» **REQUIRED ACTION**: Retype the records below exactly. Leave nothing out.

» **EXTRACTED DATA**:
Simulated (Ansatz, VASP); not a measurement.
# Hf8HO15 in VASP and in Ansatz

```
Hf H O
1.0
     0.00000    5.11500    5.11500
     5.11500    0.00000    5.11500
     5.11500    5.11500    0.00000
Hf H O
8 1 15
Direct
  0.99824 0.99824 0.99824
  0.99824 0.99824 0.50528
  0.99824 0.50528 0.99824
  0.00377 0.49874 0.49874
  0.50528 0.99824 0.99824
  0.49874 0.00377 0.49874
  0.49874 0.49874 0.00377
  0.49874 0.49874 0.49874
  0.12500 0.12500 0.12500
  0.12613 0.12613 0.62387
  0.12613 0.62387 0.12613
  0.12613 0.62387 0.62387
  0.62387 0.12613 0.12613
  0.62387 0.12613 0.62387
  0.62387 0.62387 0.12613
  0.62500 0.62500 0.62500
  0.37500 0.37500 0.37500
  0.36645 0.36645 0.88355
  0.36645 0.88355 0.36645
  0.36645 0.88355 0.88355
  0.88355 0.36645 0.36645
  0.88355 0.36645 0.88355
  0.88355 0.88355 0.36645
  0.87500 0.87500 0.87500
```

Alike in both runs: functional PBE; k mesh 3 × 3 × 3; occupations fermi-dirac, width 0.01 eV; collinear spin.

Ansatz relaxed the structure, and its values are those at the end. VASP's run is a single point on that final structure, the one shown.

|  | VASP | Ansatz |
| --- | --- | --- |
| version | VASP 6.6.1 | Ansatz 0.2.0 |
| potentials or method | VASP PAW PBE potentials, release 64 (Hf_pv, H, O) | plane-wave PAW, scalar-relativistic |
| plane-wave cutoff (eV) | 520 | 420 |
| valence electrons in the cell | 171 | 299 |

» **EXERCISE ANSWER**:
Simulated (Ansatz, VASP); not a measurement.
# Hf8HO15 in VASP and in Ansatz

```
Hf H O
1.0
     0.00000    5.11500    5.11500
     5.11500    0.00000    5.11500
     5.11500    5.11500    0.00000
Hf H O
8 1 15
Direct
  0.99824 0.99824 0.99824
  0.99824 0.99824 0.50528
  0.99824 0.50528 0.99824
  0.00377 0.49874 0.49874
  0.50528 0.99824 0.99824
  0.49874 0.00377 0.49874
  0.49874 0.49874 0.00377
  0.49874 0.49874 0.49874
  0.12500 0.12500 0.12500
  0.12613 0.12613 0.62387
  0.12613 0.62387 0.12613
  0.12613 0.62387 0.62387
  0.62387 0.12613 0.12613
  0.62387 0.12613 0.62387
  0.62387 0.62387 0.12613
  0.62500 0.62500 0.62500
  0.37500 0.37500 0.37500
  0.36645 0.36645 0.88355
  0.36645 0.88355 0.36645
  0.36645 0.88355 0.88355
  0.88355 0.36645 0.36645
  0.88355 0.36645 0.88355
  0.88355 0.88355 0.36645
  0.87500 0.87500 0.87500
```

Alike in both runs: functional PBE; k mesh 3 × 3 × 3; occupations fermi-dirac, width 0.01 eV; collinear spin.

Ansatz relaxed the structure, and its values are those at the end. VASP's run is a single point on that final structure, the one shown.

|  | VASP | Ansatz |
| --- | --- | --- |
| version | VASP 6.6.1 | Ansatz 0.2.0 |
| potentials or method | VASP PAW PBE potentials, release 64 (Hf_pv, H, O) | plane-wave PAW, scalar-relativistic |
| plane-wave cutoff (eV) | 520 | 420 |
| valence electrons in the cell | 171 | 299 |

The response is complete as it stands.